▶ WORK REQUEST: Nothing beyond the line containing "Answer: Band gap" should be printed; print each line exactly from the first line of the listing below through it.

- Opening Delimiter -

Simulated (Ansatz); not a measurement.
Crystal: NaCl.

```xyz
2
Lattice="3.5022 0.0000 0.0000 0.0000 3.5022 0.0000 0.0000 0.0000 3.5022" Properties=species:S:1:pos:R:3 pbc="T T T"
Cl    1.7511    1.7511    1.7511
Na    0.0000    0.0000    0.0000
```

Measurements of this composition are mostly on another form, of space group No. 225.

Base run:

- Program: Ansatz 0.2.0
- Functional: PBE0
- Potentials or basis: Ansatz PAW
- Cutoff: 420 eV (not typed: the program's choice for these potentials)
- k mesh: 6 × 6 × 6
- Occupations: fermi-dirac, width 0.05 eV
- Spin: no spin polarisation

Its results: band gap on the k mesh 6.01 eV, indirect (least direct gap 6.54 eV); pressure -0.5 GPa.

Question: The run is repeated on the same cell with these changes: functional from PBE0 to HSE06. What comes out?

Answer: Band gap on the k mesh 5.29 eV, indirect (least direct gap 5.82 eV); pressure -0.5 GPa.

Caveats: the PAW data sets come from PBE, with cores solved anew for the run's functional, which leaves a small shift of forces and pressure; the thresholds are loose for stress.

- Closing Delimiter -

▶ TASK ANSWER:
Simulated (Ansatz); not a measurement.
Crystal: NaCl.

```xyz
2
Lattice="3.5022 0.0000 0.0000 0.0000 3.5022 0.0000 0.0000 0.0000 3.5022" Properties=species:S:1:pos:R:3 pbc="T T T"
Cl    1.7511    1.7511    1.7511
Na    0.0000    0.0000    0.0000
```

Measurements of this composition are mostly on another form, of space group No. 225.

Base run:

- Program: Ansatz 0.2.0
- Functional: PBE0
- Potentials or basis: Ansatz PAW
- Cutoff: 420 eV (not typed: the program's choice for these potentials)
- k mesh: 6 × 6 × 6
- Occupations: fermi-dirac, width 0.05 eV
- Spin: no spin polarisation

Its results: band gap on the k mesh 6.01 eV, indirect (least direct gap 6.54 eV); pressure -0.5 GPa.

Question: The run is repeated on the same cell with these changes: functional from PBE0 to HSE06. What comes out?

Answer: Band gap on the k mesh 5.29 eV, indirect (least direct gap 5.82 eV); pressure -0.5 GPa.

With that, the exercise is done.